- **Work item**: The output should match the data below line for line.

START Provided records
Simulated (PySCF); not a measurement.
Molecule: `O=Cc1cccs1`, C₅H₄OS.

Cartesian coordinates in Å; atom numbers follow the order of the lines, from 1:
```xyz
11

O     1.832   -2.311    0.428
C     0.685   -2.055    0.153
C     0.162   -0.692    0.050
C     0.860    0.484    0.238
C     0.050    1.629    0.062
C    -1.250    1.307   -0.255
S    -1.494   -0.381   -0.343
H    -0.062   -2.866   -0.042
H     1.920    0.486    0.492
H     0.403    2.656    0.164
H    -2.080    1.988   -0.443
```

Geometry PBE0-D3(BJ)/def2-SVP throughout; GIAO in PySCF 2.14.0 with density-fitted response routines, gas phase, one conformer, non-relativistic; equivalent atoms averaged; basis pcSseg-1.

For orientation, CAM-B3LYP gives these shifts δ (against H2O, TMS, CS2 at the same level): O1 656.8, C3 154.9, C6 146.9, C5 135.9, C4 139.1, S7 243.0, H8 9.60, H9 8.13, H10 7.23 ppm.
END Provided records

- **Answer box**:
Simulated (PySCF); not a measurement.
Molecule: `O=Cc1cccs1`, C₅H₄OS.

Cartesian coordinates in Å; atom numbers follow the order of the lines, from 1:
```xyz
11

O     1.832   -2.311    0.428
C     0.685   -2.055    0.153
C     0.162   -0.692    0.050
C     0.860    0.484    0.238
C     0.050    1.629    0.062
C    -1.250    1.307   -0.255
S    -1.494   -0.381   -0.343
H    -0.062   -2.866   -0.042
H     1.920    0.486    0.492
H     0.403    2.656    0.164
H    -2.080    1.988   -0.443
```

Geometry PBE0-D3(BJ)/def2-SVP throughout; GIAO in PySCF 2.14.0 with density-fitted response routines, gas phase, one conformer, non-relativistic; equivalent atoms averaged; basis pcSseg-1.

For orientation, CAM-B3LYP gives these shifts δ (against H2O, TMS, CS2 at the same level): O1 656.8, C3 154.9, C6 146.9, C5 135.9, C4 139.1, S7 243.0, H8 9.60, H9 8.13, H10 7.23 ppm.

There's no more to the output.